* ACTION ITEM:
Using the entries below, write out the line with "Question: Among the", the line with "By binding energy: C1", and every line in between, exactly as each is written.

* SOURCE INFORMATION:
-- Opening Marker --

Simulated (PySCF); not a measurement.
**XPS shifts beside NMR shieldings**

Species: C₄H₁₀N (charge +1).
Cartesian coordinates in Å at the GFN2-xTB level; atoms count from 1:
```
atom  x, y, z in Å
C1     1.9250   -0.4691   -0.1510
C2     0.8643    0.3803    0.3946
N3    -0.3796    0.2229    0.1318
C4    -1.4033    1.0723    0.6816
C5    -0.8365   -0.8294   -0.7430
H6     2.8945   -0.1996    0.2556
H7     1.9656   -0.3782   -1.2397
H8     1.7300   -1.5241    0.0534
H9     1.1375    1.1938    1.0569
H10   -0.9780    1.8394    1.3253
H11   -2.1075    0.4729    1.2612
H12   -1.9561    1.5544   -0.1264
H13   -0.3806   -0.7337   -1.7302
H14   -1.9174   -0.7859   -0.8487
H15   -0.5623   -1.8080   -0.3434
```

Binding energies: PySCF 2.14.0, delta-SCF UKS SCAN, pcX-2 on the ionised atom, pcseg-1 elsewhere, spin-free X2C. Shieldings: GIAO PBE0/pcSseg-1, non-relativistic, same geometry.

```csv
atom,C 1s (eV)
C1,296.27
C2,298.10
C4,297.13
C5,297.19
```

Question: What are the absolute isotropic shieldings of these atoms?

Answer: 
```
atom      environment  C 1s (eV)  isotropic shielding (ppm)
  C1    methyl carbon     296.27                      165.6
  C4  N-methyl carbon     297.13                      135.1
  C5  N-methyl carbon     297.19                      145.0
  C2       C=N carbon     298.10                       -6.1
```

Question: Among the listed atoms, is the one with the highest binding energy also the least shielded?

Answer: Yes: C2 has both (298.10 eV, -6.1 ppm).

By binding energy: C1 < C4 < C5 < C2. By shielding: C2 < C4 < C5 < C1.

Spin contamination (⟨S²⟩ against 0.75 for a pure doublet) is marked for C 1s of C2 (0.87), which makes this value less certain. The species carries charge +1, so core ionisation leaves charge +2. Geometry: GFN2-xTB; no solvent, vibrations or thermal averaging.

-- Closing Marker --

* WRITTEN ANSWER:
Question: Among the listed atoms, is the one with the highest binding energy also the least shielded?

Answer: Yes: C2 has both (298.10 eV, -6.1 ppm).

By binding energy: C1 < C4 < C5 < C2. By shielding: C2 < C4 < C5 < C1.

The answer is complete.